GIVEN ENTRIES.
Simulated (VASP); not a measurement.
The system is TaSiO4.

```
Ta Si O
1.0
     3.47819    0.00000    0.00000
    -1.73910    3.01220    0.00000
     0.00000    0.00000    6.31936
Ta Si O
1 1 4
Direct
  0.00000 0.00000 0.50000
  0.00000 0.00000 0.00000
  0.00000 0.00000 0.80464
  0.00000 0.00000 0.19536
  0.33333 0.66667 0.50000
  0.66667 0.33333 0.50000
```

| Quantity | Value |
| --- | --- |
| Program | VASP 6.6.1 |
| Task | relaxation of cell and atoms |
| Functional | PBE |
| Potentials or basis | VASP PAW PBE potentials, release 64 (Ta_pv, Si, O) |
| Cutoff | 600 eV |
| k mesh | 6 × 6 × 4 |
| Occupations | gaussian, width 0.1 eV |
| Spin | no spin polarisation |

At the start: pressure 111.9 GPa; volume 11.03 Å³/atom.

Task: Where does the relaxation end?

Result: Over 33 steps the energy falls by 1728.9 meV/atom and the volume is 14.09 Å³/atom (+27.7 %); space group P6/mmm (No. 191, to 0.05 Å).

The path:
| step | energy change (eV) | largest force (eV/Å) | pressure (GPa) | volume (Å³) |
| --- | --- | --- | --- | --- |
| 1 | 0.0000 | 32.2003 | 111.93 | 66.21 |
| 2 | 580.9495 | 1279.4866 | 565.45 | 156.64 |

BRIEF.
Set down each entry from above once more, exactly as written.

WRITTEN REPLY.
Simulated (VASP); not a measurement.
The system is TaSiO4.

```
Ta Si O
1.0
     3.47819    0.00000    0.00000
    -1.73910    3.01220    0.00000
     0.00000    0.00000    6.31936
Ta Si O
1 1 4
Direct
  0.00000 0.00000 0.50000
  0.00000 0.00000 0.00000
  0.00000 0.00000 0.80464
  0.00000 0.00000 0.19536
  0.33333 0.66667 0.50000
  0.66667 0.33333 0.50000
```

| Quantity | Value |
| --- | --- |
| Program | VASP 6.6.1 |
| Task | relaxation of cell and atoms |
| Functional | PBE |
| Potentials or basis | VASP PAW PBE potentials, release 64 (Ta_pv, Si, O) |
| Cutoff | 600 eV |
| k mesh | 6 × 6 × 4 |
| Occupations | gaussian, width 0.1 eV |
| Spin | no spin polarisation |

At the start: pressure 111.9 GPa; volume 11.03 Å³/atom.

Task: Where does the relaxation end?

Result: Over 33 steps the energy falls by 1728.9 meV/atom and the volume is 14.09 Å³/atom (+27.7 %); space group P6/mmm (No. 191, to 0.05 Å).

The path:
| step | energy change (eV) | largest force (eV/Å) | pressure (GPa) | volume (Å³) |
| --- | --- | --- | --- | --- |
| 1 | 0.0000 | 32.2003 | 111.93 | 66.21 |
| 2 | 580.9495 | 1279.4866 | 565.45 | 156.64 |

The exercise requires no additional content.